Assigned task:
Write out the listing beneath this instruction in its entirety, exactly as it reads.

Information given:
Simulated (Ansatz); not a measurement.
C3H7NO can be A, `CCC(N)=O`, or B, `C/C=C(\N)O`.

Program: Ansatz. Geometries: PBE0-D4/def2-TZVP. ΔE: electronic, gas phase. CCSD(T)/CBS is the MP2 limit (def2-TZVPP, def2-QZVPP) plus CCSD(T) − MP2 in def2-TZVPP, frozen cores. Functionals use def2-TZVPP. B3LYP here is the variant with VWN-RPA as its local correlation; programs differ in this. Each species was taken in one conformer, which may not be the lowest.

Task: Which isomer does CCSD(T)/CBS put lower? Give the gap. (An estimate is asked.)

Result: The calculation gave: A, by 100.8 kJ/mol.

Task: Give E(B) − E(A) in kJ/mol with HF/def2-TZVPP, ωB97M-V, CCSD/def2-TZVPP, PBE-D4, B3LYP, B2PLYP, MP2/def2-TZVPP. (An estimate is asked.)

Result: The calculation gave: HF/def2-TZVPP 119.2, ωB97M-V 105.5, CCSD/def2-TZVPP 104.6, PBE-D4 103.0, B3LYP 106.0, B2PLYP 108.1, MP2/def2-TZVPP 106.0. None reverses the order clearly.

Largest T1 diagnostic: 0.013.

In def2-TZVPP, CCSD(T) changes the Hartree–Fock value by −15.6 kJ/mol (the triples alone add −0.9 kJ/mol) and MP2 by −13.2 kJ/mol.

Exercise result:
Simulated (Ansatz); not a measurement.
C3H7NO can be A, `CCC(N)=O`, or B, `C/C=C(\N)O`.

Program: Ansatz. Geometries: PBE0-D4/def2-TZVP. ΔE: electronic, gas phase. CCSD(T)/CBS is the MP2 limit (def2-TZVPP, def2-QZVPP) plus CCSD(T) − MP2 in def2-TZVPP, frozen cores. Functionals use def2-TZVPP. B3LYP here is the variant with VWN-RPA as its local correlation; programs differ in this. Each species was taken in one conformer, which may not be the lowest.

Task: Which isomer does CCSD(T)/CBS put lower? Give the gap. (An estimate is asked.)

Result: The calculation gave: A, by 100.8 kJ/mol.

Task: Give E(B) − E(A) in kJ/mol with HF/def2-TZVPP, ωB97M-V, CCSD/def2-TZVPP, PBE-D4, B3LYP, B2PLYP, MP2/def2-TZVPP. (An estimate is asked.)

Result: The calculation gave: HF/def2-TZVPP 119.2, ωB97M-V 105.5, CCSD/def2-TZVPP 104.6, PBE-D4 103.0, B3LYP 106.0, B2PLYP 108.1, MP2/def2-TZVPP 106.0. None reverses the order clearly.

Largest T1 diagnostic: 0.013.

In def2-TZVPP, CCSD(T) changes the Hartree–Fock value by −15.6 kJ/mol (the triples alone add −0.9 kJ/mol) and MP2 by −13.2 kJ/mol.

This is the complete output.